▶ The data
***
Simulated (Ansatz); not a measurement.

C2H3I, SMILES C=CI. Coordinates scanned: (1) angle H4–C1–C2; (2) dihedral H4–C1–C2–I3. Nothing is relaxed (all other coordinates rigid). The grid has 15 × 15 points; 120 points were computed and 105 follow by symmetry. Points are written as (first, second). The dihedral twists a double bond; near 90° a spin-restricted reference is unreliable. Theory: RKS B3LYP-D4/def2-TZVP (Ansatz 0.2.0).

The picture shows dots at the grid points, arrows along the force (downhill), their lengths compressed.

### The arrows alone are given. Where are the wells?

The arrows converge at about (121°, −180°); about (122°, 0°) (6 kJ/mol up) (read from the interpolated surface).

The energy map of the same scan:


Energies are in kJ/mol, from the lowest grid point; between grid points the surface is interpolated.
***

▶ Activity
The answer should consist of every record above, copied exactly.

▶ Reply
Simulated (Ansatz); not a measurement.

C2H3I, SMILES C=CI. Coordinates scanned: (1) angle H4–C1–C2; (2) dihedral H4–C1–C2–I3. Nothing is relaxed (all other coordinates rigid). The grid has 15 × 15 points; 120 points were computed and 105 follow by symmetry. Points are written as (first, second). The dihedral twists a double bond; near 90° a spin-restricted reference is unreliable. Theory: RKS B3LYP-D4/def2-TZVP (Ansatz 0.2.0).

The picture shows dots at the grid points, arrows along the force (downhill), their lengths compressed.

### The arrows alone are given. Where are the wells?

The arrows converge at about (121°, −180°); about (122°, 0°) (6 kJ/mol up) (read from the interpolated surface).

The energy map of the same scan:


Energies are in kJ/mol, from the lowest grid point; between grid points the surface is interpolated.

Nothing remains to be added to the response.